• [Exercise data]
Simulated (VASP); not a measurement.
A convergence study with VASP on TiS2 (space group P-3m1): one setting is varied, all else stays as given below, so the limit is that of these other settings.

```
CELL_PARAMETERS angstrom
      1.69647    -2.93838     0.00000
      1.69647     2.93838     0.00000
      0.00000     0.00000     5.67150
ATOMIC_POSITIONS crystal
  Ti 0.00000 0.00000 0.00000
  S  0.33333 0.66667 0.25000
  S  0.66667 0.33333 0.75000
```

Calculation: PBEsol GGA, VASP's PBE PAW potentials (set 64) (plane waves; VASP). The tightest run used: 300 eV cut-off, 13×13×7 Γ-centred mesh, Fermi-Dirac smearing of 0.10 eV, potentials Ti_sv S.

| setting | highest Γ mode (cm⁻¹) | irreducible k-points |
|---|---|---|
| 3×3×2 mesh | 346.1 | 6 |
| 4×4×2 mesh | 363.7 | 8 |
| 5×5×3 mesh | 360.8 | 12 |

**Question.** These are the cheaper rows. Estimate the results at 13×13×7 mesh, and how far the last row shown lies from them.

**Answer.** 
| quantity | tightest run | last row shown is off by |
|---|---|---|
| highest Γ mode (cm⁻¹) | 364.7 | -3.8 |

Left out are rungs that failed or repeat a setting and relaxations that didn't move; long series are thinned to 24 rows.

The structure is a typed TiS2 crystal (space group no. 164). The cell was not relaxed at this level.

• [Activity]
Copy exactly the lines above, starting at the opening line and finishing at the line in which "364.7 | -3.8 |" occurs.

• [Answer area]
Simulated (VASP); not a measurement.
A convergence study with VASP on TiS2 (space group P-3m1): one setting is varied, all else stays as given below, so the limit is that of these other settings.

```
CELL_PARAMETERS angstrom
      1.69647    -2.93838     0.00000
      1.69647     2.93838     0.00000
      0.00000     0.00000     5.67150
ATOMIC_POSITIONS crystal
  Ti 0.00000 0.00000 0.00000
  S  0.33333 0.66667 0.25000
  S  0.66667 0.33333 0.75000
```

Calculation: PBEsol GGA, VASP's PBE PAW potentials (set 64) (plane waves; VASP). The tightest run used: 300 eV cut-off, 13×13×7 Γ-centred mesh, Fermi-Dirac smearing of 0.10 eV, potentials Ti_sv S.

| setting | highest Γ mode (cm⁻¹) | irreducible k-points |
|---|---|---|
| 3×3×2 mesh | 346.1 | 6 |
| 4×4×2 mesh | 363.7 | 8 |
| 5×5×3 mesh | 360.8 | 12 |

**Question.** These are the cheaper rows. Estimate the results at 13×13×7 mesh, and how far the last row shown lies from them.

**Answer.** 
| quantity | tightest run | last row shown is off by |
|---|---|---|
| highest Γ mode (cm⁻¹) | 364.7 | -3.8 |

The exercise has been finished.